### Required action
Return, exactly as written, every line from the first line of the data below through the line that contains "# What builds".

Data to examine START

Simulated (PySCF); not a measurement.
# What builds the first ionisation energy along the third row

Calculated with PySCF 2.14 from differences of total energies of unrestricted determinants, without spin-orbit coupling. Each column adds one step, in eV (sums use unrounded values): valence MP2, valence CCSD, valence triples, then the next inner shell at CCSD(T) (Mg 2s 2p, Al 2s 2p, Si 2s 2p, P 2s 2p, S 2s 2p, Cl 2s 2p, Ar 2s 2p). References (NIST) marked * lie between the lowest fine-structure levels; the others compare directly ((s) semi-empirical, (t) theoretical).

Data to examine END

### Result
Simulated (PySCF); not a measurement.
# What builds the first ionisation energy along the third row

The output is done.